◆ WORK ORDER
Every entry, from the first to the last, should be written out exactly.

□ □ □ □ □
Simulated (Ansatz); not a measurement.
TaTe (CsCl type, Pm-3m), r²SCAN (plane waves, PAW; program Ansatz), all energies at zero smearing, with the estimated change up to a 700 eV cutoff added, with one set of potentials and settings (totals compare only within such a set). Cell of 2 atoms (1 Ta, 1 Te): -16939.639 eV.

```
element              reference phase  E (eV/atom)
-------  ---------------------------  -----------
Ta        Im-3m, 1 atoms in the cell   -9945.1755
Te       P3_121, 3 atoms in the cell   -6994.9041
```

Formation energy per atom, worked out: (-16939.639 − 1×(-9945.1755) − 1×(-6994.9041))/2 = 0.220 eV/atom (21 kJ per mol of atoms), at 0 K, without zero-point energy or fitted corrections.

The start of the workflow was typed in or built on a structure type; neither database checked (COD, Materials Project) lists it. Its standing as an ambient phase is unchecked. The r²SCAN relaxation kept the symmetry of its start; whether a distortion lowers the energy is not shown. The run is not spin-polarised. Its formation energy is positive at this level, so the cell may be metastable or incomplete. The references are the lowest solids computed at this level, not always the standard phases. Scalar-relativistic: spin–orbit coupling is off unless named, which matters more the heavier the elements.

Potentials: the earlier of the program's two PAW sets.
□ □ □ □ □

◆ EXERCISE ANSWER
Simulated (Ansatz); not a measurement.
TaTe (CsCl type, Pm-3m), r²SCAN (plane waves, PAW; program Ansatz), all energies at zero smearing, with the estimated change up to a 700 eV cutoff added, with one set of potentials and settings (totals compare only within such a set). Cell of 2 atoms (1 Ta, 1 Te): -16939.639 eV.

```
element              reference phase  E (eV/atom)
-------  ---------------------------  -----------
Ta        Im-3m, 1 atoms in the cell   -9945.1755
Te       P3_121, 3 atoms in the cell   -6994.9041
```

Formation energy per atom, worked out: (-16939.639 − 1×(-9945.1755) − 1×(-6994.9041))/2 = 0.220 eV/atom (21 kJ per mol of atoms), at 0 K, without zero-point energy or fitted corrections.

The start of the workflow was typed in or built on a structure type; neither database checked (COD, Materials Project) lists it. Its standing as an ambient phase is unchecked. The r²SCAN relaxation kept the symmetry of its start; whether a distortion lowers the energy is not shown. The run is not spin-polarised. Its formation energy is positive at this level, so the cell may be metastable or incomplete. The references are the lowest solids computed at this level, not always the standard phases. Scalar-relativistic: spin–orbit coupling is off unless named, which matters more the heavier the elements.

Potentials: the earlier of the program's two PAW sets.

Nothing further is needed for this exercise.